* * * * *

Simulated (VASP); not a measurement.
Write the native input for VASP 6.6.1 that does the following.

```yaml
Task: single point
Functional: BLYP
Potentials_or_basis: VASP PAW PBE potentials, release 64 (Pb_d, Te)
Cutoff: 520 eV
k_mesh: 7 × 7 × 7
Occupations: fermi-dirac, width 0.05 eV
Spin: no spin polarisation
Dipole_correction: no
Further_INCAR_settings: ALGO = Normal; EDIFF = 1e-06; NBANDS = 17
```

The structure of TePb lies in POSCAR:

* * * * *

**ASSIGNED TASK:** All records shown above must be set down again verbatim.

**RESPONSE AREA:**
Simulated (VASP); not a measurement.
Write the native input for VASP 6.6.1 that does the following.

```yaml
Task: single point
Functional: BLYP
Potentials_or_basis: VASP PAW PBE potentials, release 64 (Pb_d, Te)
Cutoff: 520 eV
k_mesh: 7 × 7 × 7
Occupations: fermi-dirac, width 0.05 eV
Spin: no spin polarisation
Dipole_correction: no
Further_INCAR_settings: ALGO = Normal; EDIFF = 1e-06; NBANDS = 17
```

The structure of TePb lies in POSCAR:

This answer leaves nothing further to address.